Work item
Could you retype, exactly as written, every line from the top of the records through the line that contains "correction | no |"?

Records provided
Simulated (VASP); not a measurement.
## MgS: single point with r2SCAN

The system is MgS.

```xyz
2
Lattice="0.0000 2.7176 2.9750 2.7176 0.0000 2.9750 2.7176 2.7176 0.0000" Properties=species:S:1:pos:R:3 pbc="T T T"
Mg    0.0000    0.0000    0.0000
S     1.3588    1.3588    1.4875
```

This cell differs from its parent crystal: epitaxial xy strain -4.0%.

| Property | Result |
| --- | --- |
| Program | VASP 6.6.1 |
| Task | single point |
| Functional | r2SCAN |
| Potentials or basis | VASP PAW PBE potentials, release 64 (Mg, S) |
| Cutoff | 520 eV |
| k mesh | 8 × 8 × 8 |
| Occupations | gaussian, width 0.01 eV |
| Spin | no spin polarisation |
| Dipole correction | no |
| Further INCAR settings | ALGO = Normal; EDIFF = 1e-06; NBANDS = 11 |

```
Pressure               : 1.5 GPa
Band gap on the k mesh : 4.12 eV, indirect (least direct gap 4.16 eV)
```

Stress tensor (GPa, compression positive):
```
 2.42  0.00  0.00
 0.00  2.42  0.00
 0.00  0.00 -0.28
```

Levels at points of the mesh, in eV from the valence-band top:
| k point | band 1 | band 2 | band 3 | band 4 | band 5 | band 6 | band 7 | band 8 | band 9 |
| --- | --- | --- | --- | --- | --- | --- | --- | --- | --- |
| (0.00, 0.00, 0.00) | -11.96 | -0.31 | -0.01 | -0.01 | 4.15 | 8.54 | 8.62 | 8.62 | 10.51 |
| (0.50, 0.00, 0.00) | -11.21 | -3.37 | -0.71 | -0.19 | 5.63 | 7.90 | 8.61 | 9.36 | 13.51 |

Task response
Simulated (VASP); not a measurement.
## MgS: single point with r2SCAN

The system is MgS.

```xyz
2
Lattice="0.0000 2.7176 2.9750 2.7176 0.0000 2.9750 2.7176 2.7176 0.0000" Properties=species:S:1:pos:R:3 pbc="T T T"
Mg    0.0000    0.0000    0.0000
S     1.3588    1.3588    1.4875
```

This cell differs from its parent crystal: epitaxial xy strain -4.0%.

| Property | Result |
| --- | --- |
| Program | VASP 6.6.1 |
| Task | single point |
| Functional | r2SCAN |
| Potentials or basis | VASP PAW PBE potentials, release 64 (Mg, S) |
| Cutoff | 520 eV |
| k mesh | 8 × 8 × 8 |
| Occupations | gaussian, width 0.01 eV |
| Spin | no spin polarisation |
| Dipole correction | no |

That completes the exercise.